Work item.
Write the entries again exactly, with no line missing.

Available data.
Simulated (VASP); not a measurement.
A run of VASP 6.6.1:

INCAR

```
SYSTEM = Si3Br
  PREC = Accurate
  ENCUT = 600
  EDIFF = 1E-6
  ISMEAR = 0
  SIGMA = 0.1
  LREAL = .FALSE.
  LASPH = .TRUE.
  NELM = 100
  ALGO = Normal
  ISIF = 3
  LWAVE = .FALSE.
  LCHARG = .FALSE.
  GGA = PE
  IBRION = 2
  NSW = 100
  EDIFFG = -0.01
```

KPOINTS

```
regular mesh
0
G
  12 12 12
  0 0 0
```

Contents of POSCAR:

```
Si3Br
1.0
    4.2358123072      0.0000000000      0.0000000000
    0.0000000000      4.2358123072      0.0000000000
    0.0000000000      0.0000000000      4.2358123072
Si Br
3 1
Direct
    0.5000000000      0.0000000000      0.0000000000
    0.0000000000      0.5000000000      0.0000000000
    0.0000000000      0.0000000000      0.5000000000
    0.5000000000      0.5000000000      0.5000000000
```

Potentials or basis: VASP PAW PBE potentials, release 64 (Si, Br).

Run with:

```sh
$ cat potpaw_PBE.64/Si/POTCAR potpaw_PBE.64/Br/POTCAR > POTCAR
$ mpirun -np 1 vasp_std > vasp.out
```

Task output.
Simulated (VASP); not a measurement.
A run of VASP 6.6.1:

INCAR

```
SYSTEM = Si3Br
  PREC = Accurate
  ENCUT = 600
  EDIFF = 1E-6
  ISMEAR = 0
  SIGMA = 0.1
  LREAL = .FALSE.
  LASPH = .TRUE.
  NELM = 100
  ALGO = Normal
  ISIF = 3
  LWAVE = .FALSE.
  LCHARG = .FALSE.
  GGA = PE
  IBRION = 2
  NSW = 100
  EDIFFG = -0.01
```

KPOINTS

```
regular mesh
0
G
  12 12 12
  0 0 0
```

Contents of POSCAR:

```
Si3Br
1.0
    4.2358123072      0.0000000000      0.0000000000
    0.0000000000      4.2358123072      0.0000000000
    0.0000000000      0.0000000000      4.2358123072
Si Br
3 1
Direct
    0.5000000000      0.0000000000      0.0000000000
    0.0000000000      0.5000000000      0.0000000000
    0.0000000000      0.0000000000      0.5000000000
    0.5000000000      0.5000000000      0.5000000000
```

Potentials or basis: VASP PAW PBE potentials, release 64 (Si, Br).

Run with:

```sh
$ cat potpaw_PBE.64/Si/POTCAR potpaw_PBE.64/Br/POTCAR > POTCAR
$ mpirun -np 1 vasp_std > vasp.out
```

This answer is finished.